DATA EXTRACT below:

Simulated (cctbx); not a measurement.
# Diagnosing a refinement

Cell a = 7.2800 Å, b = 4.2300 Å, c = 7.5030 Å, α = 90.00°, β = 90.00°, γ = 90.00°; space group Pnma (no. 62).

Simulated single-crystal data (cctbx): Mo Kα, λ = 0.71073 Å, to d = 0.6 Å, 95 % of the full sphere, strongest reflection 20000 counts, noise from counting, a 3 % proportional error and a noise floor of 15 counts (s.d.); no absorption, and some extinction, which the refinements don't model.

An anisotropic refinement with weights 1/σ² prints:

End of DATA EXTRACT.

- [WORK ORDER]
Set all the entries above down again exactly.

- [EXERCISE SOLUTION]
Simulated (cctbx); not a measurement.
# Diagnosing a refinement

Cell a = 7.2800 Å, b = 4.2300 Å, c = 7.5030 Å, α = 90.00°, β = 90.00°, γ = 90.00°; space group Pnma (no. 62).

Simulated single-crystal data (cctbx): Mo Kα, λ = 0.71073 Å, to d = 0.6 Å, 95 % of the full sphere, strongest reflection 20000 counts, noise from counting, a 3 % proportional error and a noise floor of 15 counts (s.d.); no absorption, and some extinction, which the refinements don't model.

An anisotropic refinement with weights 1/σ² prints:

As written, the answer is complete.